[Activity]: Output each record in full, exactly as it stands.

===== Provided records =====
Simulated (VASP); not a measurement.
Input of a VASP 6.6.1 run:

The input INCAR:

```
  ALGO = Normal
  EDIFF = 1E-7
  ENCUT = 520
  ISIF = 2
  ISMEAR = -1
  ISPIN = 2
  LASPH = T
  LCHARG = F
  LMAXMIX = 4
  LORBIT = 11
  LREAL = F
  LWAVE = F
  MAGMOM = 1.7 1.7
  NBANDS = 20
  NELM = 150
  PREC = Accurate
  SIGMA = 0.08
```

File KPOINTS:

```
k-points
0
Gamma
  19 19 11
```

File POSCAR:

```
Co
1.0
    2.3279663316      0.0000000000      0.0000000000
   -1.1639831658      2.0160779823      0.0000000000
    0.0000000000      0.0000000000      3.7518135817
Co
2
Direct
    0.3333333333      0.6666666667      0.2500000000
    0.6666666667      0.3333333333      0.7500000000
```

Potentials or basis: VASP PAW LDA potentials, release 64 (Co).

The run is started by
=====

[Reply]:
Simulated (VASP); not a measurement.
Input of a VASP 6.6.1 run:

The input INCAR:

```
  ALGO = Normal
  EDIFF = 1E-7
  ENCUT = 520
  ISIF = 2
  ISMEAR = -1
  ISPIN = 2
  LASPH = T
  LCHARG = F
  LMAXMIX = 4
  LORBIT = 11
  LREAL = F
  LWAVE = F
  MAGMOM = 1.7 1.7
  NBANDS = 20
  NELM = 150
  PREC = Accurate
  SIGMA = 0.08
```

File KPOINTS:

```
k-points
0
Gamma
  19 19 11
```

File POSCAR:

```
Co
1.0
    2.3279663316      0.0000000000      0.0000000000
   -1.1639831658      2.0160779823      0.0000000000
    0.0000000000      0.0000000000      3.7518135817
Co
2
Direct
    0.3333333333      0.6666666667      0.2500000000
    0.6666666667      0.3333333333      0.7500000000
```

Potentials or basis: VASP PAW LDA potentials, release 64 (Co).

The run is started by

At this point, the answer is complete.